◆ Extracted data ◆
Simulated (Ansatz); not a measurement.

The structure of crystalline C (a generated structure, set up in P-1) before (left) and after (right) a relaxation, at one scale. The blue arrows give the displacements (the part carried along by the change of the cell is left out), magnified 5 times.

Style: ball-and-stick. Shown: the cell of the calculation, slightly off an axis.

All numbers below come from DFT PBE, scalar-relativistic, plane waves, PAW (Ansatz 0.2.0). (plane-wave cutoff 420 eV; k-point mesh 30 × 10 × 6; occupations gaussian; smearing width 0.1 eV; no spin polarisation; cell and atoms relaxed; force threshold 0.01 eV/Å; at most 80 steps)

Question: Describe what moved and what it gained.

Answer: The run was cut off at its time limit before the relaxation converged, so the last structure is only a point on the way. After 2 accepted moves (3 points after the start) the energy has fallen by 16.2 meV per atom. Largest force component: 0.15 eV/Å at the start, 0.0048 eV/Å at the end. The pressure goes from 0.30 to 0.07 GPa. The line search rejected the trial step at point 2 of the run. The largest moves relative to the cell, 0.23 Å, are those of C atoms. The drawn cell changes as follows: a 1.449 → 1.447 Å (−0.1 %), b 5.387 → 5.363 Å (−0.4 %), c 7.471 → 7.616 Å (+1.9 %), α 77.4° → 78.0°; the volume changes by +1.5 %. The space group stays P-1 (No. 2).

◆ Requirement ◆
All lines above from the one containing "Style: ball-and-stick. Shown: the" to the one containing "Question: Describe what" must be repeated exactly, both lines included, and no others.

◆ Answer section ◆
Style: ball-and-stick. Shown: the cell of the calculation, slightly off an axis.

All numbers below come from DFT PBE, scalar-relativistic, plane waves, PAW (Ansatz 0.2.0). (plane-wave cutoff 420 eV; k-point mesh 30 × 10 × 6; occupations gaussian; smearing width 0.1 eV; no spin polarisation; cell and atoms relaxed; force threshold 0.01 eV/Å; at most 80 steps)

Question: Describe what moved and what it gained.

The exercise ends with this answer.